Work order: From the first line through the one containing "Potentials or basis: VASP", restate the listing word for word, and give no other lines.

Excerpted records:
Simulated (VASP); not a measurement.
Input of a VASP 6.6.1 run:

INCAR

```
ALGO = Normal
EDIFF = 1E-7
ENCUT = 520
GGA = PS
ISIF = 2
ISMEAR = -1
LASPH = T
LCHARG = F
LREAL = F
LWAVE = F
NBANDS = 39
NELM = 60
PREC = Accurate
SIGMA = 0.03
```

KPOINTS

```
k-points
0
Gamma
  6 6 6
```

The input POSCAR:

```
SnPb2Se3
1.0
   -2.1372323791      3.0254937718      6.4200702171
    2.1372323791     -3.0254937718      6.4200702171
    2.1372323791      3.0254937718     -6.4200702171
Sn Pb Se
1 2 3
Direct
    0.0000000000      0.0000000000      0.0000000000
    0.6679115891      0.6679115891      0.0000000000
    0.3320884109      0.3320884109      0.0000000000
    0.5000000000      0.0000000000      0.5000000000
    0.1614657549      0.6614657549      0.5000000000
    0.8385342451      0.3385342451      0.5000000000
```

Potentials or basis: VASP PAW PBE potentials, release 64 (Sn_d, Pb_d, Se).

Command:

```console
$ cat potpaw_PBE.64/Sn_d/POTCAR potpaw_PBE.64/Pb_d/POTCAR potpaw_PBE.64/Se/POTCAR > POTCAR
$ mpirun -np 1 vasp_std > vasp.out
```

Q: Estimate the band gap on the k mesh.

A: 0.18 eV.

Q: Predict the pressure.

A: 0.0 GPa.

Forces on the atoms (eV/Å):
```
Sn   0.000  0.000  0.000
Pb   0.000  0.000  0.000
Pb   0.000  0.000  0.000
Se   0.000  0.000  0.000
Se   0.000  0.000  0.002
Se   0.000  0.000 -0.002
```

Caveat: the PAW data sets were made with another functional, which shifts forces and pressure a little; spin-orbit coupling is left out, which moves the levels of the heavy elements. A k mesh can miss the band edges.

Your response:
Simulated (VASP); not a measurement.
Input of a VASP 6.6.1 run:

INCAR

```
ALGO = Normal
EDIFF = 1E-7
ENCUT = 520
GGA = PS
ISIF = 2
ISMEAR = -1
LASPH = T
LCHARG = F
LREAL = F
LWAVE = F
NBANDS = 39
NELM = 60
PREC = Accurate
SIGMA = 0.03
```

KPOINTS

```
k-points
0
Gamma
  6 6 6
```

The input POSCAR:

```
SnPb2Se3
1.0
   -2.1372323791      3.0254937718      6.4200702171
    2.1372323791     -3.0254937718      6.4200702171
    2.1372323791      3.0254937718     -6.4200702171
Sn Pb Se
1 2 3
Direct
    0.0000000000      0.0000000000      0.0000000000
    0.6679115891      0.6679115891      0.0000000000
    0.3320884109      0.3320884109      0.0000000000
    0.5000000000      0.0000000000      0.5000000000
    0.1614657549      0.6614657549      0.5000000000
    0.8385342451      0.3385342451      0.5000000000
```

Potentials or basis: VASP PAW PBE potentials, release 64 (Sn_d, Pb_d, Se).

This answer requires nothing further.